◆ **Dataset records**:
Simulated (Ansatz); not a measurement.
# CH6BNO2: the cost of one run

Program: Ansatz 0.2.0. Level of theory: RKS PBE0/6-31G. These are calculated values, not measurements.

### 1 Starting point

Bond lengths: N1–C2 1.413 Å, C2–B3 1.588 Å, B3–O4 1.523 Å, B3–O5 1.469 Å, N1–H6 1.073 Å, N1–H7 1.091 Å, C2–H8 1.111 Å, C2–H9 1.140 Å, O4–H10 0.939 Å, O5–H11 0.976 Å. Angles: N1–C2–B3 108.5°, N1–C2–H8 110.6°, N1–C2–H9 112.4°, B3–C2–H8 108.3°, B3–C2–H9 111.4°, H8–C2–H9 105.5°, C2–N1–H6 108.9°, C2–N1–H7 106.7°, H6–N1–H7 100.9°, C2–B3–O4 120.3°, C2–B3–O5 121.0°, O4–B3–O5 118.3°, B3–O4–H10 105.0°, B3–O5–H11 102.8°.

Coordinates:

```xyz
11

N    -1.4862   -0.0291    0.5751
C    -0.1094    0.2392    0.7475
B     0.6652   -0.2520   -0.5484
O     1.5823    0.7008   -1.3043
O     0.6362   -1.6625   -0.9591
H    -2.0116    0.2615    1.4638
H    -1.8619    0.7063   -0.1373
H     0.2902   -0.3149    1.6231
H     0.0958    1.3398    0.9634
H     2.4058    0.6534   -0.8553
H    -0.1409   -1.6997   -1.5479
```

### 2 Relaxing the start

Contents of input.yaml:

◆ **Required action**:
Lines from the top of the data above through the line containing "### 2 Relaxing the start" must be repeated exactly. All other lines stay out.

◆ **Worked solution**:
Simulated (Ansatz); not a measurement.
# CH6BNO2: the cost of one run

Program: Ansatz 0.2.0. Level of theory: RKS PBE0/6-31G. These are calculated values, not measurements.

### 1 Starting point

Bond lengths: N1–C2 1.413 Å, C2–B3 1.588 Å, B3–O4 1.523 Å, B3–O5 1.469 Å, N1–H6 1.073 Å, N1–H7 1.091 Å, C2–H8 1.111 Å, C2–H9 1.140 Å, O4–H10 0.939 Å, O5–H11 0.976 Å. Angles: N1–C2–B3 108.5°, N1–C2–H8 110.6°, N1–C2–H9 112.4°, B3–C2–H8 108.3°, B3–C2–H9 111.4°, H8–C2–H9 105.5°, C2–N1–H6 108.9°, C2–N1–H7 106.7°, H6–N1–H7 100.9°, C2–B3–O4 120.3°, C2–B3–O5 121.0°, O4–B3–O5 118.3°, B3–O4–H10 105.0°, B3–O5–H11 102.8°.

Coordinates:

```xyz
11

N    -1.4862   -0.0291    0.5751
C    -0.1094    0.2392    0.7475
B     0.6652   -0.2520   -0.5484
O     1.5823    0.7008   -1.3043
O     0.6362   -1.6625   -0.9591
H    -2.0116    0.2615    1.4638
H    -1.8619    0.7063   -0.1373
H     0.2902   -0.3149    1.6231
H     0.0958    1.3398    0.9634
H     2.4058    0.6534   -0.8553
H    -0.1409   -1.6997   -1.5479
```

### 2 Relaxing the start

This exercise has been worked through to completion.